» **Given entries**:
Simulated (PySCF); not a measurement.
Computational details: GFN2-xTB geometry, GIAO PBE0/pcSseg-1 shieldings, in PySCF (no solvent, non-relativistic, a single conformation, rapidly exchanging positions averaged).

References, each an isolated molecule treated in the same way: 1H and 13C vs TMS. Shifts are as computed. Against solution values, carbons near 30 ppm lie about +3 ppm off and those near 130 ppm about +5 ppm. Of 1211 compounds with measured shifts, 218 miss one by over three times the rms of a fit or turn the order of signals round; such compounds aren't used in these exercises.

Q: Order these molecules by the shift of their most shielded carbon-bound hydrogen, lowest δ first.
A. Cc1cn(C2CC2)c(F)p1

» **Work request**: Repeat the records above exactly, with nothing left out.

» **Answer area**:
Simulated (PySCF); not a measurement.
Computational details: GFN2-xTB geometry, GIAO PBE0/pcSseg-1 shieldings, in PySCF (no solvent, non-relativistic, a single conformation, rapidly exchanging positions averaged).

References, each an isolated molecule treated in the same way: 1H and 13C vs TMS. Shifts are as computed. Against solution values, carbons near 30 ppm lie about +3 ppm off and those near 130 ppm about +5 ppm. Of 1211 compounds with measured shifts, 218 miss one by over three times the rms of a fit or turn the order of signals round; such compounds aren't used in these exercises.

Q: Order these molecules by the shift of their most shielded carbon-bound hydrogen, lowest δ first.
A. Cc1cn(C2CC2)c(F)p1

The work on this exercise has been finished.